- SUPPLIED ENTRIES
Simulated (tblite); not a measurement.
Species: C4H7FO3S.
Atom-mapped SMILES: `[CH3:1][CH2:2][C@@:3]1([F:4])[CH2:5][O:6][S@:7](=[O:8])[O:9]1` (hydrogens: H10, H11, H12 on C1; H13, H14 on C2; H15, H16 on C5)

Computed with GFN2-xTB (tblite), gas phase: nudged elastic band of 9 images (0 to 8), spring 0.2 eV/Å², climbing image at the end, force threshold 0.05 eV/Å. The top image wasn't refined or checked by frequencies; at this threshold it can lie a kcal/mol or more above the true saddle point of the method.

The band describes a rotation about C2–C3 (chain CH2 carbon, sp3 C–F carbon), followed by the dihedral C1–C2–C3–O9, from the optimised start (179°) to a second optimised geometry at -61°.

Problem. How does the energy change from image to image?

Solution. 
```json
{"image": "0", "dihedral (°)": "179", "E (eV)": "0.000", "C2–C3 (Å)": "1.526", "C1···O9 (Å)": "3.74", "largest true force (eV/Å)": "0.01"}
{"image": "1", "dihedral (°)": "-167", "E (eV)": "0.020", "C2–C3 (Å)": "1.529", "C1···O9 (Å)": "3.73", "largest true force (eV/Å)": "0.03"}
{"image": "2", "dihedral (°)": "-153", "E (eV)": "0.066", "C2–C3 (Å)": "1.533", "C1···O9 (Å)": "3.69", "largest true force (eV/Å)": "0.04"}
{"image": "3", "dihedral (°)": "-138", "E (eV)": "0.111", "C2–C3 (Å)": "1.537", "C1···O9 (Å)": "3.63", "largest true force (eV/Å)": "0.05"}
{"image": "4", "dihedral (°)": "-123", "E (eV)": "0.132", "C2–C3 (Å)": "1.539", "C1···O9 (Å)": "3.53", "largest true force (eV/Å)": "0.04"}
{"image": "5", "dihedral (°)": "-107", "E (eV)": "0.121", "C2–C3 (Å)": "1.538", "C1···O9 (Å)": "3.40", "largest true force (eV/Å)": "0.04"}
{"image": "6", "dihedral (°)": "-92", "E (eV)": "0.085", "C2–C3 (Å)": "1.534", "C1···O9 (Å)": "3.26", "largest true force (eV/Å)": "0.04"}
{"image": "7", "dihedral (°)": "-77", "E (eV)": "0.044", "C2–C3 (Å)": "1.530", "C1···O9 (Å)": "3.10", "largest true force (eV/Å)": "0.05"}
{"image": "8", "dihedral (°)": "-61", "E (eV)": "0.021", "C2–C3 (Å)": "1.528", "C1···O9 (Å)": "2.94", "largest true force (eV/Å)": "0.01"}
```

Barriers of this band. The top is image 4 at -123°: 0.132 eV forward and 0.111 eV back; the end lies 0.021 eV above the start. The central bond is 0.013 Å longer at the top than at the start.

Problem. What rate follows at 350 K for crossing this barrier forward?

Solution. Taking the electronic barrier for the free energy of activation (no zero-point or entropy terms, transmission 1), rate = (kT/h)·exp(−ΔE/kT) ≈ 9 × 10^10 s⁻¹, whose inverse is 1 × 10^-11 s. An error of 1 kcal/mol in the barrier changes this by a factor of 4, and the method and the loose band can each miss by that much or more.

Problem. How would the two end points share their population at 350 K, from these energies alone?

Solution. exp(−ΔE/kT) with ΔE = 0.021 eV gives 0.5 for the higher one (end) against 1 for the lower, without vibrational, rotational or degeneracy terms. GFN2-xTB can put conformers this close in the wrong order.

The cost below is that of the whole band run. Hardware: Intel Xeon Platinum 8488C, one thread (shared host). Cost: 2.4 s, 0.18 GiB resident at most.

- ASSIGNMENT
As the answer, set down only the lines from the data above between the one holding "Solution. Taking the" and the one holding "Solution. exp(−ΔE/kT) with", inclusive, exactly as they read.

- YOUR SOLUTION
Solution. Taking the electronic barrier for the free energy of activation (no zero-point or entropy terms, transmission 1), rate = (kT/h)·exp(−ΔE/kT) ≈ 9 × 10^10 s⁻¹, whose inverse is 1 × 10^-11 s. An error of 1 kcal/mol in the barrier changes this by a factor of 4, and the method and the loose band can each miss by that much or more.

Problem. How would the two end points share their population at 350 K, from these energies alone?

Solution. exp(−ΔE/kT) with ΔE = 0.021 eV gives 0.5 for the higher one (end) against 1 for the lower, without vibrational, rotational or degeneracy terms. GFN2-xTB can put conformers this close in the wrong order.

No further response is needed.